*RECORDED DATA*.
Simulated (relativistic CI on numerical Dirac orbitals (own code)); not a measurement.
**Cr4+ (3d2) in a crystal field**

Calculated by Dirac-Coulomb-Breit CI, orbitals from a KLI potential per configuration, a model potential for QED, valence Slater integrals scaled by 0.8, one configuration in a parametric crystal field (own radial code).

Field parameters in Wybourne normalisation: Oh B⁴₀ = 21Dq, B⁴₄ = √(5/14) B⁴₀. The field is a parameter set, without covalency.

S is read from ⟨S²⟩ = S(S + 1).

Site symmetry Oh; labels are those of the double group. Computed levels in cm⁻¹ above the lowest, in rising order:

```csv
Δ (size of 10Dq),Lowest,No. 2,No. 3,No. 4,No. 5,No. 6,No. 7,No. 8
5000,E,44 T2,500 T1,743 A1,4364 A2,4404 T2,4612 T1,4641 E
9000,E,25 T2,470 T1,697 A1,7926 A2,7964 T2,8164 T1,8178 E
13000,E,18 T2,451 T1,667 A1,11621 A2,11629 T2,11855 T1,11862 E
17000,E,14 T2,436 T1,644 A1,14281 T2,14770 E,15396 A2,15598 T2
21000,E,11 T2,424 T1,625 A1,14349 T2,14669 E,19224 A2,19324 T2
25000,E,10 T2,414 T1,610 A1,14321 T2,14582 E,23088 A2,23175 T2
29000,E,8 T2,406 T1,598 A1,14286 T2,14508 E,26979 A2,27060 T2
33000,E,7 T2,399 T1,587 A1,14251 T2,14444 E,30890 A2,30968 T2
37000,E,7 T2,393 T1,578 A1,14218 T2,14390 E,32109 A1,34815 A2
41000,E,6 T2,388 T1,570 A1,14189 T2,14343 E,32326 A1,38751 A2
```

*WORK ORDER*.
Please transcribe the records exactly from their first line through the line holding "S is read from ⟨S²⟩ = S(S + 1).", and leave out all others.

*EXERCISE OUTPUT*.
Simulated (relativistic CI on numerical Dirac orbitals (own code)); not a measurement.
**Cr4+ (3d2) in a crystal field**

Calculated by Dirac-Coulomb-Breit CI, orbitals from a KLI potential per configuration, a model potential for QED, valence Slater integrals scaled by 0.8, one configuration in a parametric crystal field (own radial code).

Field parameters in Wybourne normalisation: Oh B⁴₀ = 21Dq, B⁴₄ = √(5/14) B⁴₀. The field is a parameter set, without covalency.

S is read from ⟨S²⟩ = S(S + 1).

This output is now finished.